━━━━━━━━━━━━━━━━
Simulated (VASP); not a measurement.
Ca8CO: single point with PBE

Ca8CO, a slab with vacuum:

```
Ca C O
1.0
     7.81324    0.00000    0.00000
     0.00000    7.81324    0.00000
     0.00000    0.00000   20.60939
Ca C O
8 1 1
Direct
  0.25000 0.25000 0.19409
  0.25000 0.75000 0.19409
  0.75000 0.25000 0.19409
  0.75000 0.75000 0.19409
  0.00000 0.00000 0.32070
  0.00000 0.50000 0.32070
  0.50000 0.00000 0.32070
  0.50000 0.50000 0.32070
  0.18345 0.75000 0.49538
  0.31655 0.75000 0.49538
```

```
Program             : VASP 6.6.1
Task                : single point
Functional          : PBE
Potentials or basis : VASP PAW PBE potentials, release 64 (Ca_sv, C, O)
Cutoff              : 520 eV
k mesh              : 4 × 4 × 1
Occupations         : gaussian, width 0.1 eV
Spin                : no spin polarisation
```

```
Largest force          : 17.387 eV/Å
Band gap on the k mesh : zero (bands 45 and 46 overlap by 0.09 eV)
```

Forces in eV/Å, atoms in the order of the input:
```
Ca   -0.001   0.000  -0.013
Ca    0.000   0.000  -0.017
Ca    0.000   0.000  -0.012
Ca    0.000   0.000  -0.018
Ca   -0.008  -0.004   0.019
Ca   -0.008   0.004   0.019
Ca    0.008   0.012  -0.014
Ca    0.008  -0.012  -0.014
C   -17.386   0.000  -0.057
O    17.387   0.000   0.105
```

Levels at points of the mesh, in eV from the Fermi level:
━━━━━━━━━━━━━━━━

:: Activity ::
Every record should be retyped so that it matches the original exactly.

:: Reply ::
Simulated (VASP); not a measurement.
Ca8CO: single point with PBE

Ca8CO, a slab with vacuum:

```
Ca C O
1.0
     7.81324    0.00000    0.00000
     0.00000    7.81324    0.00000
     0.00000    0.00000   20.60939
Ca C O
8 1 1
Direct
  0.25000 0.25000 0.19409
  0.25000 0.75000 0.19409
  0.75000 0.25000 0.19409
  0.75000 0.75000 0.19409
  0.00000 0.00000 0.32070
  0.00000 0.50000 0.32070
  0.50000 0.00000 0.32070
  0.50000 0.50000 0.32070
  0.18345 0.75000 0.49538
  0.31655 0.75000 0.49538
```

```
Program             : VASP 6.6.1
Task                : single point
Functional          : PBE
Potentials or basis : VASP PAW PBE potentials, release 64 (Ca_sv, C, O)
Cutoff              : 520 eV
k mesh              : 4 × 4 × 1
Occupations         : gaussian, width 0.1 eV
Spin                : no spin polarisation
```

```
Largest force          : 17.387 eV/Å
Band gap on the k mesh : zero (bands 45 and 46 overlap by 0.09 eV)
```

Forces in eV/Å, atoms in the order of the input:
```
Ca   -0.001   0.000  -0.013
Ca    0.000   0.000  -0.017
Ca    0.000   0.000  -0.012
Ca    0.000   0.000  -0.018
Ca   -0.008  -0.004   0.019
Ca   -0.008   0.004   0.019
Ca    0.008   0.012  -0.014
Ca    0.008  -0.012  -0.014
C   -17.386   0.000  -0.057
O    17.387   0.000   0.105
```

Levels at points of the mesh, in eV from the Fermi level:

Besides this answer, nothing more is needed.